DATA SHOWN:
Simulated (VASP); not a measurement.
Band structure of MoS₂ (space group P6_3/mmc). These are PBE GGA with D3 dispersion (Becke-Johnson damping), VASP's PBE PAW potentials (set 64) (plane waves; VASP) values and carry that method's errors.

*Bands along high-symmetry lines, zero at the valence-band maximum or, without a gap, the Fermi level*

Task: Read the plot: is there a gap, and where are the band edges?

WORK REQUEST:
Copy the records exactly.

RESPONSE BOX:
Simulated (VASP); not a measurement.
Band structure of MoS₂ (space group P6_3/mmc). These are PBE GGA with D3 dispersion (Becke-Johnson damping), VASP's PBE PAW potentials (set 64) (plane waves; VASP) values and carry that method's errors.

*Bands along high-symmetry lines, zero at the valence-band maximum or, without a gap, the Fermi level*

Task: Read the plot: is there a gap, and where are the band edges?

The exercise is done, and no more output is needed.